## Record excerpts
----------
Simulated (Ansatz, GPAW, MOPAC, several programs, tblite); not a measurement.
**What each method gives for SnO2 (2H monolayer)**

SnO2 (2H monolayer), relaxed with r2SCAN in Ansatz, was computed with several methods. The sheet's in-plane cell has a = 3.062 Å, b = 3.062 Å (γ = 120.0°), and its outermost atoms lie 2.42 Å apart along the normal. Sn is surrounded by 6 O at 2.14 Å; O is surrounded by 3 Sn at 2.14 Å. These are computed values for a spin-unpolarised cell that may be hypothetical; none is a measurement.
----------

## Task item
When copying the data above, keep every line exactly as written.

## Your response
Simulated (Ansatz, GPAW, MOPAC, several programs, tblite); not a measurement.
**What each method gives for SnO2 (2H monolayer)**

SnO2 (2H monolayer), relaxed with r2SCAN in Ansatz, was computed with several methods. The sheet's in-plane cell has a = 3.062 Å, b = 3.062 Å (γ = 120.0°), and its outermost atoms lie 2.42 Å apart along the normal. Sn is surrounded by 6 O at 2.14 Å; O is surrounded by 3 Sn at 2.14 Å. These are computed values for a spin-unpolarised cell that may be hypothetical; none is a measurement.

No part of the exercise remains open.